▶ _Requirement_: Nothing but the lines below between the line holding "The run is started by" and the line holding "(3) 8.5 GPa.", inclusive, should appear in the answer, each set down exactly.

▶ _Dataset excerpts_:
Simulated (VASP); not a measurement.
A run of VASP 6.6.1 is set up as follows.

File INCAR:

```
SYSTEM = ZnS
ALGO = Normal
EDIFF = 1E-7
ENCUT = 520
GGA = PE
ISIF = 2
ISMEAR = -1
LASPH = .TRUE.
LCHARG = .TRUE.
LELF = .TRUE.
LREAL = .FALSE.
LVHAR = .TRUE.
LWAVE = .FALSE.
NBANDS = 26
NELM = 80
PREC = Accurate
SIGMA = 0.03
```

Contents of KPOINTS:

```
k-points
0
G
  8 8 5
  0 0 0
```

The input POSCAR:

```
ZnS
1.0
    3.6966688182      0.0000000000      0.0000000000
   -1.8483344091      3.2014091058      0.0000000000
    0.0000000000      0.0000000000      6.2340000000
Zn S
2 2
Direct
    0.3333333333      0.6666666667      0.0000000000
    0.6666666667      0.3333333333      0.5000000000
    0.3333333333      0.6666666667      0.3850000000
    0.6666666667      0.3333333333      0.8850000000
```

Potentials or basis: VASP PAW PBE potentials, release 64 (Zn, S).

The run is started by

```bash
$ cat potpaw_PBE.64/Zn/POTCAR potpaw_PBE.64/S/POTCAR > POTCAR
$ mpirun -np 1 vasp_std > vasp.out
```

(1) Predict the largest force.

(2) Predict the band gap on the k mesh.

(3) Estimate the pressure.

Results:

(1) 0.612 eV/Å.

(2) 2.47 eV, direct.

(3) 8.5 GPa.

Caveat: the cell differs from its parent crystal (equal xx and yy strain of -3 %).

▶ _Response area_:
The run is started by

```bash
$ cat potpaw_PBE.64/Zn/POTCAR potpaw_PBE.64/S/POTCAR > POTCAR
$ mpirun -np 1 vasp_std > vasp.out
```

(1) Predict the largest force.

(2) Predict the band gap on the k mesh.

(3) Estimate the pressure.

Results:

(1) 0.612 eV/Å.

(2) 2.47 eV, direct.

(3) 8.5 GPa.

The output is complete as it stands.